# ACTION ITEM
Print out every record exactly as it appears.

BEGIN

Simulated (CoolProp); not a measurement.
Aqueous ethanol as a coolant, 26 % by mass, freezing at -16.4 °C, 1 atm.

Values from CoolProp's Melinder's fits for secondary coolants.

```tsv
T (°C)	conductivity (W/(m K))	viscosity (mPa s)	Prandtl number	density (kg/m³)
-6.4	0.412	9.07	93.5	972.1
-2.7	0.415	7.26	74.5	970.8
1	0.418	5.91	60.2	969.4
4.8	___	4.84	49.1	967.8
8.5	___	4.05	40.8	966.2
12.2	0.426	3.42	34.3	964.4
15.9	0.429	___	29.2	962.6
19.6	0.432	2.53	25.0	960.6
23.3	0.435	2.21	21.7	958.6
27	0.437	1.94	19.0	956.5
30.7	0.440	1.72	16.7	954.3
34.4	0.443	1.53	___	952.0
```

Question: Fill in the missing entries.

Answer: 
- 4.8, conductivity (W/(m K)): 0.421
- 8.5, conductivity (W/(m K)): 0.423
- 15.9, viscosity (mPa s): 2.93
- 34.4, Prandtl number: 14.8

END

# EXERCISE RESPONSE
Simulated (CoolProp); not a measurement.
Aqueous ethanol as a coolant, 26 % by mass, freezing at -16.4 °C, 1 atm.

Values from CoolProp's Melinder's fits for secondary coolants.

```tsv
T (°C)	conductivity (W/(m K))	viscosity (mPa s)	Prandtl number	density (kg/m³)
-6.4	0.412	9.07	93.5	972.1
-2.7	0.415	7.26	74.5	970.8
1	0.418	5.91	60.2	969.4
4.8	___	4.84	49.1	967.8
8.5	___	4.05	40.8	966.2
12.2	0.426	3.42	34.3	964.4
15.9	0.429	___	29.2	962.6
19.6	0.432	2.53	25.0	960.6
23.3	0.435	2.21	21.7	958.6
27	0.437	1.94	19.0	956.5
30.7	0.440	1.72	16.7	954.3
34.4	0.443	1.53	___	952.0
```

Question: Fill in the missing entries.

Answer: 
- 4.8, conductivity (W/(m K)): 0.421
- 8.5, conductivity (W/(m K)): 0.423
- 15.9, viscosity (mPa s): 2.93
- 34.4, Prandtl number: 14.8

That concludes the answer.